*** AVAILABLE DATA ***

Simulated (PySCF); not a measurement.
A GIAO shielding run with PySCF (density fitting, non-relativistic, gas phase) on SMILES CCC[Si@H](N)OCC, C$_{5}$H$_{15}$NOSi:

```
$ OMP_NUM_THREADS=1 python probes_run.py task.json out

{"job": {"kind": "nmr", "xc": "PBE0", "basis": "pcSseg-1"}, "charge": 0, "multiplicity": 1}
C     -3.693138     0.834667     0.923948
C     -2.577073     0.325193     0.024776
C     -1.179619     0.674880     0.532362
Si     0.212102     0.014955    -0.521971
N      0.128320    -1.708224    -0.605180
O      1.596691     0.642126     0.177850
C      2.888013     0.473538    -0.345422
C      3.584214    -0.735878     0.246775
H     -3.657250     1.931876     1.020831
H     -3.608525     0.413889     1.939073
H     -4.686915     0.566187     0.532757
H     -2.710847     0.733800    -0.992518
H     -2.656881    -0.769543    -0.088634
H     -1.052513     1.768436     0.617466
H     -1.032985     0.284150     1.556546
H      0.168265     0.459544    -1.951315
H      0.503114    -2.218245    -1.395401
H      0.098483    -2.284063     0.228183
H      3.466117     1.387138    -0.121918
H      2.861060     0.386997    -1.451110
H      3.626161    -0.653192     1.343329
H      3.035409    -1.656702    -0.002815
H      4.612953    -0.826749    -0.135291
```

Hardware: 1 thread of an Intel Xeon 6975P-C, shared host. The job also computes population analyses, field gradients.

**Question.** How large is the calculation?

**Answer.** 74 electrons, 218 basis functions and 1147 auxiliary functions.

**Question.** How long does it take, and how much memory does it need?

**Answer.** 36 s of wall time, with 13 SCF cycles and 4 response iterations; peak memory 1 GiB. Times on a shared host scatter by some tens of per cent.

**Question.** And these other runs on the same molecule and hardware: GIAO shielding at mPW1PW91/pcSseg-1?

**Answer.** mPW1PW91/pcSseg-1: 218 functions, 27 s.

*** End of AVAILABLE DATA ***

# WORK ORDER:
Set down exactly the lines of the data above, beginning with the line that has "of per cent." and ending with the line that has "shielding at mPW1PW91/pcSseg-1?", and no others.

# WRITTEN ANSWER:
**Answer.** 36 s of wall time, with 13 SCF cycles and 4 response iterations; peak memory 1 GiB. Times on a shared host scatter by some tens of per cent.

**Question.** And these other runs on the same molecule and hardware: GIAO shielding at mPW1PW91/pcSseg-1?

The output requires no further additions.